________________

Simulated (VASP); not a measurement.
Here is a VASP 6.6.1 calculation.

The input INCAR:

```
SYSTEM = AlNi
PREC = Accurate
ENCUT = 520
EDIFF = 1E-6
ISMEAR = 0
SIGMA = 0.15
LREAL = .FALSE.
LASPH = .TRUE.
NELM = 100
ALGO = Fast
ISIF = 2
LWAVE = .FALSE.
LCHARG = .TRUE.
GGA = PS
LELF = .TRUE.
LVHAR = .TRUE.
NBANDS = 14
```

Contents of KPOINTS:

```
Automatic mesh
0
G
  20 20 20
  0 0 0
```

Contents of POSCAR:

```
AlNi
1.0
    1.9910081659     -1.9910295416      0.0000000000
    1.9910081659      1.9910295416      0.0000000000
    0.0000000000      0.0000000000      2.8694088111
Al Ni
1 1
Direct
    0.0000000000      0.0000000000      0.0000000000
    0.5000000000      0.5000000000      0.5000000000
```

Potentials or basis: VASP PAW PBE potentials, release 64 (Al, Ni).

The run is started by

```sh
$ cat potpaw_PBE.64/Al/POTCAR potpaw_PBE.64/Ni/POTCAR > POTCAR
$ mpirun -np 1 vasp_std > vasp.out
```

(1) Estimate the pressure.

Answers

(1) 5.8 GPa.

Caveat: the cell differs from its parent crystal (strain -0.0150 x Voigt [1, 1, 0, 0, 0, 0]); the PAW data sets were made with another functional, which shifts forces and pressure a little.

________________

Using the listing above, copy exactly the line that contains "Potentials or basis: VASP", the line that contains "(1) 5.8 GPa.", and each line that falls between them.

YOUR SOLUTION:
Potentials or basis: VASP PAW PBE potentials, release 64 (Al, Ni).

The run is started by

```sh
$ cat potpaw_PBE.64/Al/POTCAR potpaw_PBE.64/Ni/POTCAR > POTCAR
$ mpirun -np 1 vasp_std > vasp.out
```

(1) Estimate the pressure.

Answers

(1) 5.8 GPa.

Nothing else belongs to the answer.